* _Activity_: Print the records below exactly, leaving out nothing.

* _Supplied records_:

▼

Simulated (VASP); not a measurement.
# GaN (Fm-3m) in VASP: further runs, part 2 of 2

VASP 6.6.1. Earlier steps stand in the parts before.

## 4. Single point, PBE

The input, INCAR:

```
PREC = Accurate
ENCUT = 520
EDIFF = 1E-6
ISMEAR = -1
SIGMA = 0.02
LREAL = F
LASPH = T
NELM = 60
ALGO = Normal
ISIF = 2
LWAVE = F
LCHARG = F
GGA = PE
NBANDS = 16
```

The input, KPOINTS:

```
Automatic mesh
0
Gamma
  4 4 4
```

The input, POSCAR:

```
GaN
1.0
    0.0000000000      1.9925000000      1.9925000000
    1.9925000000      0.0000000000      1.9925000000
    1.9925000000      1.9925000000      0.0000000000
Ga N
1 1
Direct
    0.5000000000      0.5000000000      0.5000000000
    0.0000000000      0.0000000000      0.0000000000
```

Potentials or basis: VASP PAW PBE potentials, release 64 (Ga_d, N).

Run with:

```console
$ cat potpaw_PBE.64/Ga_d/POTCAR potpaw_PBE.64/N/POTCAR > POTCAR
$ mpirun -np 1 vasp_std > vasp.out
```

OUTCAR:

▲

* _Task answer_:
Simulated (VASP); not a measurement.
# GaN (Fm-3m) in VASP: further runs, part 2 of 2

VASP 6.6.1. Earlier steps stand in the parts before.

## 4. Single point, PBE

The input, INCAR:

```
PREC = Accurate
ENCUT = 520
EDIFF = 1E-6
ISMEAR = -1
SIGMA = 0.02
LREAL = F
LASPH = T
NELM = 60
ALGO = Normal
ISIF = 2
LWAVE = F
LCHARG = F
GGA = PE
NBANDS = 16
```

The input, KPOINTS:

```
Automatic mesh
0
Gamma
  4 4 4
```

The input, POSCAR:

```
GaN
1.0
    0.0000000000      1.9925000000      1.9925000000
    1.9925000000      0.0000000000      1.9925000000
    1.9925000000      1.9925000000      0.0000000000
Ga N
1 1
Direct
    0.5000000000      0.5000000000      0.5000000000
    0.0000000000      0.0000000000      0.0000000000
```

Potentials or basis: VASP PAW PBE potentials, release 64 (Ga_d, N).

Run with:

```console
$ cat potpaw_PBE.64/Ga_d/POTCAR potpaw_PBE.64/N/POTCAR > POTCAR
$ mpirun -np 1 vasp_std > vasp.out
```

OUTCAR:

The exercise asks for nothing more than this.